Repeat all of the data precisely.

● ● ● ● ●

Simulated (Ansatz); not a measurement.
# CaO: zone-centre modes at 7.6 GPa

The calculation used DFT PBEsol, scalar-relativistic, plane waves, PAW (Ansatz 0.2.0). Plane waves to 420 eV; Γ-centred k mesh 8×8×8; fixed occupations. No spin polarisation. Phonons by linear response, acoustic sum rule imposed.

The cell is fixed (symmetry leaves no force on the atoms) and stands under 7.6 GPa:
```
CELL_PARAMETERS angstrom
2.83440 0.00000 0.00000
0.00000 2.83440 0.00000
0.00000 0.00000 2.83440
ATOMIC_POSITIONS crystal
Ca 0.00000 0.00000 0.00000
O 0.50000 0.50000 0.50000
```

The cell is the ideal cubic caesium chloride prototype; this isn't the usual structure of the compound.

● ● ● ● ●

▶ [EXERCISE RESPONSE]
Simulated (Ansatz); not a measurement.
# CaO: zone-centre modes at 7.6 GPa

The calculation used DFT PBEsol, scalar-relativistic, plane waves, PAW (Ansatz 0.2.0). Plane waves to 420 eV; Γ-centred k mesh 8×8×8; fixed occupations. No spin polarisation. Phonons by linear response, acoustic sum rule imposed.

The cell is fixed (symmetry leaves no force on the atoms) and stands under 7.6 GPa:
```
CELL_PARAMETERS angstrom
2.83440 0.00000 0.00000
0.00000 2.83440 0.00000
0.00000 0.00000 2.83440
ATOMIC_POSITIONS crystal
Ca 0.00000 0.00000 0.00000
O 0.50000 0.50000 0.50000
```

The cell is the ideal cubic caesium chloride prototype; this isn't the usual structure of the compound.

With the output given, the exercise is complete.